**Records shown:**
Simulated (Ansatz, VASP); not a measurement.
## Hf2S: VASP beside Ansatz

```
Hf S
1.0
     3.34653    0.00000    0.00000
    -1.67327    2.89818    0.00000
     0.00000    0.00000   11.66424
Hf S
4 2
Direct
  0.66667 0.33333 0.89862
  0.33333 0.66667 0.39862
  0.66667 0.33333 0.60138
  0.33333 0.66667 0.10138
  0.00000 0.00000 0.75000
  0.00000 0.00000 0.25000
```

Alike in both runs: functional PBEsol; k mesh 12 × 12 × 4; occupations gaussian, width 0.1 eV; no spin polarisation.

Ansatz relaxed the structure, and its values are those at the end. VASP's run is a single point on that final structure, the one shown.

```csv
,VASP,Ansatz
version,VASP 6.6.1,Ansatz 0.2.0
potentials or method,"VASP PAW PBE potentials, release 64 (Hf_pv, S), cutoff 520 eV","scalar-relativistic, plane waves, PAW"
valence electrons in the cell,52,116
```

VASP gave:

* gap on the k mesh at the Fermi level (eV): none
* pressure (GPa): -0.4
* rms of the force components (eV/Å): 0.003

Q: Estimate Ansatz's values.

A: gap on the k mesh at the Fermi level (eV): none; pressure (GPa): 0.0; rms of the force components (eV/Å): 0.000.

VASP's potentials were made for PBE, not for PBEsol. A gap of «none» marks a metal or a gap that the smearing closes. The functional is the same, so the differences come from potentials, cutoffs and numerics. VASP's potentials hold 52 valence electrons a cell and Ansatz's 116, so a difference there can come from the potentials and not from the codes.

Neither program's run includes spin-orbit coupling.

**Work order:**
What is needed is a word-for-word copy of all the material.

**Task solution:**
Simulated (Ansatz, VASP); not a measurement.
## Hf2S: VASP beside Ansatz

```
Hf S
1.0
     3.34653    0.00000    0.00000
    -1.67327    2.89818    0.00000
     0.00000    0.00000   11.66424
Hf S
4 2
Direct
  0.66667 0.33333 0.89862
  0.33333 0.66667 0.39862
  0.66667 0.33333 0.60138
  0.33333 0.66667 0.10138
  0.00000 0.00000 0.75000
  0.00000 0.00000 0.25000
```

Alike in both runs: functional PBEsol; k mesh 12 × 12 × 4; occupations gaussian, width 0.1 eV; no spin polarisation.

Ansatz relaxed the structure, and its values are those at the end. VASP's run is a single point on that final structure, the one shown.

```csv
,VASP,Ansatz
version,VASP 6.6.1,Ansatz 0.2.0
potentials or method,"VASP PAW PBE potentials, release 64 (Hf_pv, S), cutoff 520 eV","scalar-relativistic, plane waves, PAW"
valence electrons in the cell,52,116
```

VASP gave:

* gap on the k mesh at the Fermi level (eV): none
* pressure (GPa): -0.4
* rms of the force components (eV/Å): 0.003

Q: Estimate Ansatz's values.

A: gap on the k mesh at the Fermi level (eV): none; pressure (GPa): 0.0; rms of the force components (eV/Å): 0.000.

VASP's potentials were made for PBE, not for PBEsol. A gap of «none» marks a metal or a gap that the smearing closes. The functional is the same, so the differences come from potentials, cutoffs and numerics. VASP's potentials hold 52 valence electrons a cell and Ansatz's 116, so a difference there can come from the potentials and not from the codes.

Neither program's run includes spin-orbit coupling.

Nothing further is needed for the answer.